** RECORDS SUPPLIED follows **
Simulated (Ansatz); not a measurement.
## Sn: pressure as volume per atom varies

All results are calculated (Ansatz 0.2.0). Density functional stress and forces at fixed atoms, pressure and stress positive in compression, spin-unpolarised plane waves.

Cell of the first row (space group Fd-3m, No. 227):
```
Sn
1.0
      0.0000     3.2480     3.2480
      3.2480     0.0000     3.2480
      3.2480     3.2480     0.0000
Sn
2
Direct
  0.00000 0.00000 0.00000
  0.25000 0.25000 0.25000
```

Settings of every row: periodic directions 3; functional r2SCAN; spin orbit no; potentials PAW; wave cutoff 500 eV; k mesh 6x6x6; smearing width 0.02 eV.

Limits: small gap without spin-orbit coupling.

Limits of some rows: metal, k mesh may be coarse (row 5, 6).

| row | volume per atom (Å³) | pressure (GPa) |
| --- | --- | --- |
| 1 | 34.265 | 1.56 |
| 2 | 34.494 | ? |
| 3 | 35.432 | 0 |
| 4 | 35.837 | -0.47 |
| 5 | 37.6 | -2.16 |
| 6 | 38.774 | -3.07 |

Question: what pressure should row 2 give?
** End of RECORDS SUPPLIED **

# TASK ITEM
Looking at the entries above, can you reproduce exactly the lines from the one that holds "## Sn: pressure as volume per atom varies" through the one that holds "38.774 | -3.07 |", and only those?

# TASK RESULT
## Sn: pressure as volume per atom varies

All results are calculated (Ansatz 0.2.0). Density functional stress and forces at fixed atoms, pressure and stress positive in compression, spin-unpolarised plane waves.

Cell of the first row (space group Fd-3m, No. 227):
```
Sn
1.0
      0.0000     3.2480     3.2480
      3.2480     0.0000     3.2480
      3.2480     3.2480     0.0000
Sn
2
Direct
  0.00000 0.00000 0.00000
  0.25000 0.25000 0.25000
```

Settings of every row: periodic directions 3; functional r2SCAN; spin orbit no; potentials PAW; wave cutoff 500 eV; k mesh 6x6x6; smearing width 0.02 eV.

Limits: small gap without spin-orbit coupling.

Limits of some rows: metal, k mesh may be coarse (row 5, 6).

| row | volume per atom (Å³) | pressure (GPa) |
| --- | --- | --- |
| 1 | 34.265 | 1.56 |
| 2 | 34.494 | ? |
| 3 | 35.432 | 0 |
| 4 | 35.837 | -0.47 |
| 5 | 37.6 | -2.16 |
| 6 | 38.774 | -3.07 |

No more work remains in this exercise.